::::::::::

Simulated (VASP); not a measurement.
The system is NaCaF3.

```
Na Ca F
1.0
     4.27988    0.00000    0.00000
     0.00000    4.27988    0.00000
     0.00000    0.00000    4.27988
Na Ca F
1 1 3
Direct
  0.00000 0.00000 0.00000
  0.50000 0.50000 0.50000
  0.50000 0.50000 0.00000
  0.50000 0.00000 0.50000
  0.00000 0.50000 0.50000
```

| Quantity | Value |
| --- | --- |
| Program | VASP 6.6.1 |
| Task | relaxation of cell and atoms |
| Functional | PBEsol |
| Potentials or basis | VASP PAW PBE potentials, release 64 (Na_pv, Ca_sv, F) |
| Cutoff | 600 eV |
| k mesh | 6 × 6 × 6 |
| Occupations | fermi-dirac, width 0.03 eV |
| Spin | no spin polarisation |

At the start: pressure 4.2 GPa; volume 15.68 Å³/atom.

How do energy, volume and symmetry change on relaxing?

::::::::::

Beginning at the opening line of the data, transcribe each line exactly until you reach the line with "At the start: pressure", which you also include, and go no further.

Written response:
Simulated (VASP); not a measurement.
The system is NaCaF3.

```
Na Ca F
1.0
     4.27988    0.00000    0.00000
     0.00000    4.27988    0.00000
     0.00000    0.00000    4.27988
Na Ca F
1 1 3
Direct
  0.00000 0.00000 0.00000
  0.50000 0.50000 0.50000
  0.50000 0.50000 0.00000
  0.50000 0.00000 0.50000
  0.00000 0.50000 0.50000
```

| Quantity | Value |
| --- | --- |
| Program | VASP 6.6.1 |
| Task | relaxation of cell and atoms |
| Functional | PBEsol |
| Potentials or basis | VASP PAW PBE potentials, release 64 (Na_pv, Ca_sv, F) |
| Cutoff | 600 eV |
| k mesh | 6 × 6 × 6 |
| Occupations | fermi-dirac, width 0.03 eV |
| Spin | no spin polarisation |

At the start: pressure 4.2 GPa; volume 15.68 Å³/atom.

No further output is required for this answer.